--- Data under study ---
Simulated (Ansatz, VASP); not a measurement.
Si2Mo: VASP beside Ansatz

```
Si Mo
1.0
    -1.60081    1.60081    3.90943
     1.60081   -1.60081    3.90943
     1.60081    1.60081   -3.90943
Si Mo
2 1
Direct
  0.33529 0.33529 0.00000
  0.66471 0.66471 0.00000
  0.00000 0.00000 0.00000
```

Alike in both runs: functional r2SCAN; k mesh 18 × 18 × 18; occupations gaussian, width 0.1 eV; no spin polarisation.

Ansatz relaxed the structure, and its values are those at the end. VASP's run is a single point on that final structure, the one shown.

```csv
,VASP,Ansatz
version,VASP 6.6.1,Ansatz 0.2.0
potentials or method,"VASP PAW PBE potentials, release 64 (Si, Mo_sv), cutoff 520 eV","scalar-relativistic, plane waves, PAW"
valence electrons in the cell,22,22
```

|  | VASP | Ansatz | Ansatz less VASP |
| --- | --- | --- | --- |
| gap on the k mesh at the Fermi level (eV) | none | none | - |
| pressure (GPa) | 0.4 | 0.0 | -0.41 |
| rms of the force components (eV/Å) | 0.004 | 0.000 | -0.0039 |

--- Work instruction ---
Starting with the first line of the entries, transcribe every line up to and including the one with "Alike in both".

--- Your solution ---
Simulated (Ansatz, VASP); not a measurement.
Si2Mo: VASP beside Ansatz

```
Si Mo
1.0
    -1.60081    1.60081    3.90943
     1.60081   -1.60081    3.90943
     1.60081    1.60081   -3.90943
Si Mo
2 1
Direct
  0.33529 0.33529 0.00000
  0.66471 0.66471 0.00000
  0.00000 0.00000 0.00000
```

Alike in both runs: functional r2SCAN; k mesh 18 × 18 × 18; occupations gaussian, width 0.1 eV; no spin polarisation.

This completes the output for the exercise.